Exercise: A word-for-word printout of the whole listing is needed.

Dataset entries:
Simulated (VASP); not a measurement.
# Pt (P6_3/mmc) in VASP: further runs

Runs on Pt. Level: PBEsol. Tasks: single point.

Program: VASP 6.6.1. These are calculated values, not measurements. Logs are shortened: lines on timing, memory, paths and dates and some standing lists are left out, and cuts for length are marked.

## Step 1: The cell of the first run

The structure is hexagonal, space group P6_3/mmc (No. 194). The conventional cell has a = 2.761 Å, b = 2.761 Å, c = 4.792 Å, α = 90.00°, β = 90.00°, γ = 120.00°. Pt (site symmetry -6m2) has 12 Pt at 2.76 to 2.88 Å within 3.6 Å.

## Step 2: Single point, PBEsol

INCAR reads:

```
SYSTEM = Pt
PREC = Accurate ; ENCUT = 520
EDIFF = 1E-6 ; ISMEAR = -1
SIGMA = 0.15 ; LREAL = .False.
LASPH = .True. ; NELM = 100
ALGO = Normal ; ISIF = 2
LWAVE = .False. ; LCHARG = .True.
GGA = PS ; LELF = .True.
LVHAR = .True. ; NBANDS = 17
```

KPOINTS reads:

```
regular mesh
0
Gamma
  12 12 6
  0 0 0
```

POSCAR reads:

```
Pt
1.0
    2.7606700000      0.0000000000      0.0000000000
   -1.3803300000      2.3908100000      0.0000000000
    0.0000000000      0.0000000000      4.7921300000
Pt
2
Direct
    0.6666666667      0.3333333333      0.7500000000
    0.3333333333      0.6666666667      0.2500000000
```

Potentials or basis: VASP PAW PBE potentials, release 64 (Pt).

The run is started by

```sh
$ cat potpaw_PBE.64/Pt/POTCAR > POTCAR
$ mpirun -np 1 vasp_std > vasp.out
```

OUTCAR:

Response:
Simulated (VASP); not a measurement.
# Pt (P6_3/mmc) in VASP: further runs

Runs on Pt. Level: PBEsol. Tasks: single point.

Program: VASP 6.6.1. These are calculated values, not measurements. Logs are shortened: lines on timing, memory, paths and dates and some standing lists are left out, and cuts for length are marked.

## Step 1: The cell of the first run

The structure is hexagonal, space group P6_3/mmc (No. 194). The conventional cell has a = 2.761 Å, b = 2.761 Å, c = 4.792 Å, α = 90.00°, β = 90.00°, γ = 120.00°. Pt (site symmetry -6m2) has 12 Pt at 2.76 to 2.88 Å within 3.6 Å.

## Step 2: Single point, PBEsol

INCAR reads:

```
SYSTEM = Pt
PREC = Accurate ; ENCUT = 520
EDIFF = 1E-6 ; ISMEAR = -1
SIGMA = 0.15 ; LREAL = .False.
LASPH = .True. ; NELM = 100
ALGO = Normal ; ISIF = 2
LWAVE = .False. ; LCHARG = .True.
GGA = PS ; LELF = .True.
LVHAR = .True. ; NBANDS = 17
```

KPOINTS reads:

```
regular mesh
0
Gamma
  12 12 6
  0 0 0
```

POSCAR reads:

```
Pt
1.0
    2.7606700000      0.0000000000      0.0000000000
   -1.3803300000      2.3908100000      0.0000000000
    0.0000000000      0.0000000000      4.7921300000
Pt
2
Direct
    0.6666666667      0.3333333333      0.7500000000
    0.3333333333      0.6666666667      0.2500000000
```

Potentials or basis: VASP PAW PBE potentials, release 64 (Pt).

The run is started by

```sh
$ cat potpaw_PBE.64/Pt/POTCAR > POTCAR
$ mpirun -np 1 vasp_std > vasp.out
```

OUTCAR:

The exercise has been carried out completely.